--- ACTIVITY ---
The answer must consist of every record, printed exactly as it stands.

══ DATA EXTRACT

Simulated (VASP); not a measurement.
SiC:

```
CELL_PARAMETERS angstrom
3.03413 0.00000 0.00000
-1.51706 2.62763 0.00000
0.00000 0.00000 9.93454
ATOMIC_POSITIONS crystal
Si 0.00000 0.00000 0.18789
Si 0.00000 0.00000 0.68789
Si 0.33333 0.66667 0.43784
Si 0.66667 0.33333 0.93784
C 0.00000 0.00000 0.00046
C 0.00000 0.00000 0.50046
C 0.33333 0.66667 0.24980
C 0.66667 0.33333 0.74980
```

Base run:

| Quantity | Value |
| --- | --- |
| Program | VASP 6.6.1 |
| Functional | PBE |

════

--- WORKED SOLUTION ---
Simulated (VASP); not a measurement.
SiC:

```
CELL_PARAMETERS angstrom
3.03413 0.00000 0.00000
-1.51706 2.62763 0.00000
0.00000 0.00000 9.93454
ATOMIC_POSITIONS crystal
Si 0.00000 0.00000 0.18789
Si 0.00000 0.00000 0.68789
Si 0.33333 0.66667 0.43784
Si 0.66667 0.33333 0.93784
C 0.00000 0.00000 0.00046
C 0.00000 0.00000 0.50046
C 0.33333 0.66667 0.24980
C 0.66667 0.33333 0.74980
```

Base run:

| Quantity | Value |
| --- | --- |
| Program | VASP 6.6.1 |
| Functional | PBE |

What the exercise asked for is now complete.